## WORK ORDER
Copy exactly the lines from the first line of the records below through the line containing "Output of a", including both, and nothing else.

== DATASET RECORDS ==

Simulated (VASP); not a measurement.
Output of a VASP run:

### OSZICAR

===

## ANSWER AREA
Simulated (VASP); not a measurement.
Output of a VASP run:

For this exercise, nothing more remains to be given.